### ASSIGNED TASK
From the data below, copy exactly the lines that lie between the one holding "effect of functional**" and the one holding "Q: What does", including both, and nothing more.

### INFORMATION
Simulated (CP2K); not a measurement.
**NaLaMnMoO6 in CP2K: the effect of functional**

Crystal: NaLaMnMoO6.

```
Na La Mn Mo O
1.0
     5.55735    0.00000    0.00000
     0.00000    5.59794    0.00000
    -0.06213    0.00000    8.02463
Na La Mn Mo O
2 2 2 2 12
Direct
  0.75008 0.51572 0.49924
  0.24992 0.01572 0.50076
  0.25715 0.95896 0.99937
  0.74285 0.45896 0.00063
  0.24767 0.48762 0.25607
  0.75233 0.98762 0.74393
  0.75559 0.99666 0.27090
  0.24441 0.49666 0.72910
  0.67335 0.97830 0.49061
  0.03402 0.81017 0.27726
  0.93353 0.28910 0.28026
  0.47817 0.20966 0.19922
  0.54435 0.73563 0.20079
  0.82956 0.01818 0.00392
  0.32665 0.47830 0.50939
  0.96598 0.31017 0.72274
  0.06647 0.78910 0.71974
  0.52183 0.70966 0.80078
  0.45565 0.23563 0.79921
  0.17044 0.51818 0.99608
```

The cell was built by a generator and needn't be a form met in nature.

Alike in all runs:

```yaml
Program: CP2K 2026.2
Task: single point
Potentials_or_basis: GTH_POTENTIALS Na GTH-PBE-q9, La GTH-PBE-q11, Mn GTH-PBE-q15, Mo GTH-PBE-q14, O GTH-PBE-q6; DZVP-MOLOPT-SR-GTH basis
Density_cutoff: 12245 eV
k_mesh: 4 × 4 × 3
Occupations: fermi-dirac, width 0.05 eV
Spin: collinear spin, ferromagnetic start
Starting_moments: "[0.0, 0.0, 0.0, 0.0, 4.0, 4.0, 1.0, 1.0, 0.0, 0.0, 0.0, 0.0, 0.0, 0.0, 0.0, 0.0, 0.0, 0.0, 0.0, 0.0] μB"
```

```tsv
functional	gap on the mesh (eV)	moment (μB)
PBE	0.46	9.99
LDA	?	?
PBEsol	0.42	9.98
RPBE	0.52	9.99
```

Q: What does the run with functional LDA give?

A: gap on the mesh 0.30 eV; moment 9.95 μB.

### TASK OUTPUT
**NaLaMnMoO6 in CP2K: the effect of functional**

Crystal: NaLaMnMoO6.

```
Na La Mn Mo O
1.0
     5.55735    0.00000    0.00000
     0.00000    5.59794    0.00000
    -0.06213    0.00000    8.02463
Na La Mn Mo O
2 2 2 2 12
Direct
  0.75008 0.51572 0.49924
  0.24992 0.01572 0.50076
  0.25715 0.95896 0.99937
  0.74285 0.45896 0.00063
  0.24767 0.48762 0.25607
  0.75233 0.98762 0.74393
  0.75559 0.99666 0.27090
  0.24441 0.49666 0.72910
  0.67335 0.97830 0.49061
  0.03402 0.81017 0.27726
  0.93353 0.28910 0.28026
  0.47817 0.20966 0.19922
  0.54435 0.73563 0.20079
  0.82956 0.01818 0.00392
  0.32665 0.47830 0.50939
  0.96598 0.31017 0.72274
  0.06647 0.78910 0.71974
  0.52183 0.70966 0.80078
  0.45565 0.23563 0.79921
  0.17044 0.51818 0.99608
```

The cell was built by a generator and needn't be a form met in nature.

Alike in all runs:

```yaml
Program: CP2K 2026.2
Task: single point
Potentials_or_basis: GTH_POTENTIALS Na GTH-PBE-q9, La GTH-PBE-q11, Mn GTH-PBE-q15, Mo GTH-PBE-q14, O GTH-PBE-q6; DZVP-MOLOPT-SR-GTH basis
Density_cutoff: 12245 eV
k_mesh: 4 × 4 × 3
Occupations: fermi-dirac, width 0.05 eV
Spin: collinear spin, ferromagnetic start
Starting_moments: "[0.0, 0.0, 0.0, 0.0, 4.0, 4.0, 1.0, 1.0, 0.0, 0.0, 0.0, 0.0, 0.0, 0.0, 0.0, 0.0, 0.0, 0.0, 0.0, 0.0] μB"
```

```tsv
functional	gap on the mesh (eV)	moment (μB)
PBE	0.46	9.99
LDA	?	?
PBEsol	0.42	9.98
RPBE	0.52	9.99
```

Q: What does the run with functional LDA give?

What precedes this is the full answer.